» **Records provided**:

>>

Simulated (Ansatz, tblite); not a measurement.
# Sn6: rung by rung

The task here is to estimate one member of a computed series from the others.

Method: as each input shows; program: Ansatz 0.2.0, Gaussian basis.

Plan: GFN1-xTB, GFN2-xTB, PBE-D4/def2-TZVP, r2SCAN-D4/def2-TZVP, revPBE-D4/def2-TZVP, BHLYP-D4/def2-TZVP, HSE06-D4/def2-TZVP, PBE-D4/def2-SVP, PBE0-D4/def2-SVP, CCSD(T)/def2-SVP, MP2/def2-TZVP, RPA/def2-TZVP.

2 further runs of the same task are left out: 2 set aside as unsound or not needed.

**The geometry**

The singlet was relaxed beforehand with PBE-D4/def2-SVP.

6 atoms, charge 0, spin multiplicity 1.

<<

» **Work instruction**: The whole of the material above is to be restated exactly.

» **Answer section**:
Simulated (Ansatz, tblite); not a measurement.
# Sn6: rung by rung

The task here is to estimate one member of a computed series from the others.

Method: as each input shows; program: Ansatz 0.2.0, Gaussian basis.

Plan: GFN1-xTB, GFN2-xTB, PBE-D4/def2-TZVP, r2SCAN-D4/def2-TZVP, revPBE-D4/def2-TZVP, BHLYP-D4/def2-TZVP, HSE06-D4/def2-TZVP, PBE-D4/def2-SVP, PBE0-D4/def2-SVP, CCSD(T)/def2-SVP, MP2/def2-TZVP, RPA/def2-TZVP.

2 further runs of the same task are left out: 2 set aside as unsound or not needed.

**The geometry**

The singlet was relaxed beforehand with PBE-D4/def2-SVP.

6 atoms, charge 0, spin multiplicity 1.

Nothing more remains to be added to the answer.